▶ _Assigned task_:
The listing below contains a span that opens with the line containing "The cell comes" and closes with the line containing "520 | 420 |". Return that span exactly.

────
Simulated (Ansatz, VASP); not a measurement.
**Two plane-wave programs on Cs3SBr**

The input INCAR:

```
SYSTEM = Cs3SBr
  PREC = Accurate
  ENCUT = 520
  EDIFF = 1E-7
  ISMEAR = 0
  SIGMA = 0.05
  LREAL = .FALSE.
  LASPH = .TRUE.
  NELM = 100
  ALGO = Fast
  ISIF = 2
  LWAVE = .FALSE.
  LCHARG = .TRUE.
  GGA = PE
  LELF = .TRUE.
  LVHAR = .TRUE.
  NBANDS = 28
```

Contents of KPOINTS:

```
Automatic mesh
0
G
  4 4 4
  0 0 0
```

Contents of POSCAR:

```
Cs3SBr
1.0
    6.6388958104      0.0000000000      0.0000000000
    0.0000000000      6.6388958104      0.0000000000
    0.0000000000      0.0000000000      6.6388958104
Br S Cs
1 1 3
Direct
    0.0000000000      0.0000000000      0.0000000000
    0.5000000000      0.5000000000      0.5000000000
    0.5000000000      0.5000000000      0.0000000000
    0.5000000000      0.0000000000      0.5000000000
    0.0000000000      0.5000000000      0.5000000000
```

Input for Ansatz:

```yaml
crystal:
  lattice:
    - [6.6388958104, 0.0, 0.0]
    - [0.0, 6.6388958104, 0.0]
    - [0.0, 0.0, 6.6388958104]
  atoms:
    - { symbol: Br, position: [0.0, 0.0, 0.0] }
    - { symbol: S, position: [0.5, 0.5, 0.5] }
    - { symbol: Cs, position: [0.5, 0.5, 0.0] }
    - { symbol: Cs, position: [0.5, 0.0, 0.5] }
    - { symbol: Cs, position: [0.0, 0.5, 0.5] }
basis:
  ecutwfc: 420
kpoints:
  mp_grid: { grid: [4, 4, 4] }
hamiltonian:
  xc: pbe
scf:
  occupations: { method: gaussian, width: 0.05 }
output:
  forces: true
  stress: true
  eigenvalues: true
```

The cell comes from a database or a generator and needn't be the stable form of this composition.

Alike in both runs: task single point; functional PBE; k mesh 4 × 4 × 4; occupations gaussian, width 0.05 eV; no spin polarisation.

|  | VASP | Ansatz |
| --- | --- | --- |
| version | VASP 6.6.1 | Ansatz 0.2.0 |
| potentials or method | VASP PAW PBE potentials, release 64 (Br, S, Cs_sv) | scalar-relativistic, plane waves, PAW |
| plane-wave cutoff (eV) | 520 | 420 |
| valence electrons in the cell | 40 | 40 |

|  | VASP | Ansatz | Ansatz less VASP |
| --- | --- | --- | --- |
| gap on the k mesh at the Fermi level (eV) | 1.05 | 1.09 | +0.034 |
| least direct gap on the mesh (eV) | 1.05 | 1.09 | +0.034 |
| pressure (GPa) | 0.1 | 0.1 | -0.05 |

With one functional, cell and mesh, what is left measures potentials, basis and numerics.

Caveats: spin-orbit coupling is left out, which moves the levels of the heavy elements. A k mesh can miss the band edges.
────

▶ _Your response_:
The cell comes from a database or a generator and needn't be the stable form of this composition.

Alike in both runs: task single point; functional PBE; k mesh 4 × 4 × 4; occupations gaussian, width 0.05 eV; no spin polarisation.

|  | VASP | Ansatz |
| --- | --- | --- |
| version | VASP 6.6.1 | Ansatz 0.2.0 |
| potentials or method | VASP PAW PBE potentials, release 64 (Br, S, Cs_sv) | scalar-relativistic, plane waves, PAW |
| plane-wave cutoff (eV) | 520 | 420 |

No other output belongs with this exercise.